── SUPPLIED MATERIAL ──

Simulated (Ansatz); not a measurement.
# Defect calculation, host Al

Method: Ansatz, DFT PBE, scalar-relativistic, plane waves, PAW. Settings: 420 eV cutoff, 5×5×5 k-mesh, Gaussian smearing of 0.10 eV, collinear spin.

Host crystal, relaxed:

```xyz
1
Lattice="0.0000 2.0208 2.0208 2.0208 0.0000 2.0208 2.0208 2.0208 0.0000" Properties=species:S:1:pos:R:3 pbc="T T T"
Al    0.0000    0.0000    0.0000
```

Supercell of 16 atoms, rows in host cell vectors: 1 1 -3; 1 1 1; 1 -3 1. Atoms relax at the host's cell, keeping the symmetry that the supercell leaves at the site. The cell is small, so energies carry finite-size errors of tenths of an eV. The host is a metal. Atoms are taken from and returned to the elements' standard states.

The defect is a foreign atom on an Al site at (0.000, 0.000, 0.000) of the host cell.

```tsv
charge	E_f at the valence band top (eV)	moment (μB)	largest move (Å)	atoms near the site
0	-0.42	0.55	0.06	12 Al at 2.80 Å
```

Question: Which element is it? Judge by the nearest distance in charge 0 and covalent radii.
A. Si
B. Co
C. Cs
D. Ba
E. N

───

* WORK ORDER *
Nothing but the full listing, copied exactly, belongs in the answer.

* EXERCISE OUTPUT *
Simulated (Ansatz); not a measurement.
# Defect calculation, host Al

Method: Ansatz, DFT PBE, scalar-relativistic, plane waves, PAW. Settings: 420 eV cutoff, 5×5×5 k-mesh, Gaussian smearing of 0.10 eV, collinear spin.

Host crystal, relaxed:

```xyz
1
Lattice="0.0000 2.0208 2.0208 2.0208 0.0000 2.0208 2.0208 2.0208 0.0000" Properties=species:S:1:pos:R:3 pbc="T T T"
Al    0.0000    0.0000    0.0000
```

Supercell of 16 atoms, rows in host cell vectors: 1 1 -3; 1 1 1; 1 -3 1. Atoms relax at the host's cell, keeping the symmetry that the supercell leaves at the site. The cell is small, so energies carry finite-size errors of tenths of an eV. The host is a metal. Atoms are taken from and returned to the elements' standard states.

The defect is a foreign atom on an Al site at (0.000, 0.000, 0.000) of the host cell.

```tsv
charge	E_f at the valence band top (eV)	moment (μB)	largest move (Å)	atoms near the site
0	-0.42	0.55	0.06	12 Al at 2.80 Å
```

Question: Which element is it? Judge by the nearest distance in charge 0 and covalent radii.
A. Si
B. Co
C. Cs
D. Ba
E. N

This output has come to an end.